**** Dataset entries
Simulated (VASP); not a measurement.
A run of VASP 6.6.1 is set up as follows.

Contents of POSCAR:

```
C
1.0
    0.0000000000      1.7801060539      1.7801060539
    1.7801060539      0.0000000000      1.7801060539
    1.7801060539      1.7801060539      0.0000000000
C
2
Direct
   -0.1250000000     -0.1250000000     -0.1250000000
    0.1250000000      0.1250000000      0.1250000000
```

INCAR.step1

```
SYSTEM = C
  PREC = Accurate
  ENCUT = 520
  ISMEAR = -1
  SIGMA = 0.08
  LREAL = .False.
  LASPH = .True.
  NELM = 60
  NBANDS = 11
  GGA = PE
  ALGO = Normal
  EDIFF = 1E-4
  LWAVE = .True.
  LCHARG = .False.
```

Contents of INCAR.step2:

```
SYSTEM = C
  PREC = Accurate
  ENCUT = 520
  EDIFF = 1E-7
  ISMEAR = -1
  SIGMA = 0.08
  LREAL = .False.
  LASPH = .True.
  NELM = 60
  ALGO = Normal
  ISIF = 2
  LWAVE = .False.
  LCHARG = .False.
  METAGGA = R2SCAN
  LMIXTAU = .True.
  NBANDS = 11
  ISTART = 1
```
********

## Assignment
Copy out every record exactly.

## Exercise answer
Simulated (VASP); not a measurement.
A run of VASP 6.6.1 is set up as follows.

Contents of POSCAR:

```
C
1.0
    0.0000000000      1.7801060539      1.7801060539
    1.7801060539      0.0000000000      1.7801060539
    1.7801060539      1.7801060539      0.0000000000
C
2
Direct
   -0.1250000000     -0.1250000000     -0.1250000000
    0.1250000000      0.1250000000      0.1250000000
```

INCAR.step1

```
SYSTEM = C
  PREC = Accurate
  ENCUT = 520
  ISMEAR = -1
  SIGMA = 0.08
  LREAL = .False.
  LASPH = .True.
  NELM = 60
  NBANDS = 11
  GGA = PE
  ALGO = Normal
  EDIFF = 1E-4
  LWAVE = .True.
  LCHARG = .False.
```

Contents of INCAR.step2:

```
SYSTEM = C
  PREC = Accurate
  ENCUT = 520
  EDIFF = 1E-7
  ISMEAR = -1
  SIGMA = 0.08
  LREAL = .False.
  LASPH = .True.
  NELM = 60
  ALGO = Normal
  ISIF = 2
  LWAVE = .False.
  LCHARG = .False.
  METAGGA = R2SCAN
  LMIXTAU = .True.
  NBANDS = 11
  ISTART = 1
```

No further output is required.